>>

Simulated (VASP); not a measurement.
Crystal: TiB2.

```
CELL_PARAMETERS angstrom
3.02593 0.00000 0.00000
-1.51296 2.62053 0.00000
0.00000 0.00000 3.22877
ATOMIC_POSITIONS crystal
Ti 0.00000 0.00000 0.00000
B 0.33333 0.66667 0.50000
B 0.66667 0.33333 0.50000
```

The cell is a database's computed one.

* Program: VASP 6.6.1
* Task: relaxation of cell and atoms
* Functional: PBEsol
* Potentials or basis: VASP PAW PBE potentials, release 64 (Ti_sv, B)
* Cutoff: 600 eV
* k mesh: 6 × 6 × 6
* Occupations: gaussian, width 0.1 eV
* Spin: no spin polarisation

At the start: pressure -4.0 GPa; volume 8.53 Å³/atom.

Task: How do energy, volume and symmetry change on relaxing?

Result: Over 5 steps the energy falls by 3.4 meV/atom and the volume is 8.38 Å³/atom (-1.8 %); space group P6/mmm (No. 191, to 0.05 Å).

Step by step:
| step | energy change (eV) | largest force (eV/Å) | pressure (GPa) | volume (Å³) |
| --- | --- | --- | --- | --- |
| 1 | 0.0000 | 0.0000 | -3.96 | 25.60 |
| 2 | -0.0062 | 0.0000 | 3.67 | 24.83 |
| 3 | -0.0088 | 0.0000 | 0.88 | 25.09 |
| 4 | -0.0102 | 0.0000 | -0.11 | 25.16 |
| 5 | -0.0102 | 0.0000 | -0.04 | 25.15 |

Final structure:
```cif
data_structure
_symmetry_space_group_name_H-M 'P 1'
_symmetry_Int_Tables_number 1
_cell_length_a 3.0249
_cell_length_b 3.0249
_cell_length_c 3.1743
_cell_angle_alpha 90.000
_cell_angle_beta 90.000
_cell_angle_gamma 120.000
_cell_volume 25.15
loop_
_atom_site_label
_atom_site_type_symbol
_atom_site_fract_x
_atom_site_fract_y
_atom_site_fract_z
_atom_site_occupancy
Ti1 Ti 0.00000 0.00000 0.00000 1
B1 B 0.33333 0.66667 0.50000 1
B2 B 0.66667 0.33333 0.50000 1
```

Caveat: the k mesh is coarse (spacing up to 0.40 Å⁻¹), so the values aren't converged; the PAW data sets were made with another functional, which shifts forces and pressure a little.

<<

Requirement -
In the entries above, find the line with "Crystal: TiB2." and the line with "width 0.1 eV", then set down exactly those two and every line between them, nothing else.

Task answer -
Crystal: TiB2.

```
CELL_PARAMETERS angstrom
3.02593 0.00000 0.00000
-1.51296 2.62053 0.00000
0.00000 0.00000 3.22877
ATOMIC_POSITIONS crystal
Ti 0.00000 0.00000 0.00000
B 0.33333 0.66667 0.50000
B 0.66667 0.33333 0.50000
```

The cell is a database's computed one.

* Program: VASP 6.6.1
* Task: relaxation of cell and atoms
* Functional: PBEsol
* Potentials or basis: VASP PAW PBE potentials, release 64 (Ti_sv, B)
* Cutoff: 600 eV
* k mesh: 6 × 6 × 6
* Occupations: gaussian, width 0.1 eV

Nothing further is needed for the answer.